## [WORK ITEM]
Without any omission, reproduce the records that follow.

*** Opening of INPUT DATA ***

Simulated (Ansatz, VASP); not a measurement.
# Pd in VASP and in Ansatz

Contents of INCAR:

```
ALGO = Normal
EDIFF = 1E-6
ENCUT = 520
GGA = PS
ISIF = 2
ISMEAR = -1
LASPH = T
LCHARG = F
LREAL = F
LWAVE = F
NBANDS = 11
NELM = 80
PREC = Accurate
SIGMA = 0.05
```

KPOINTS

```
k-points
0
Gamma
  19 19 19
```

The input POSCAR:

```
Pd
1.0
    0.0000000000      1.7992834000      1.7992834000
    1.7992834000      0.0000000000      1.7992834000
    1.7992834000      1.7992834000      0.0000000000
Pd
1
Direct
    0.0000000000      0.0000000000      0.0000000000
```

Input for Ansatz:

*** Close of INPUT DATA ***

## [RESPONSE]
Simulated (Ansatz, VASP); not a measurement.
# Pd in VASP and in Ansatz

Contents of INCAR:

```
ALGO = Normal
EDIFF = 1E-6
ENCUT = 520
GGA = PS
ISIF = 2
ISMEAR = -1
LASPH = T
LCHARG = F
LREAL = F
LWAVE = F
NBANDS = 11
NELM = 80
PREC = Accurate
SIGMA = 0.05
```

KPOINTS

```
k-points
0
Gamma
  19 19 19
```

The input POSCAR:

```
Pd
1.0
    0.0000000000      1.7992834000      1.7992834000
    1.7992834000      0.0000000000      1.7992834000
    1.7992834000      1.7992834000      0.0000000000
Pd
1
Direct
    0.0000000000      0.0000000000      0.0000000000
```

Input for Ansatz:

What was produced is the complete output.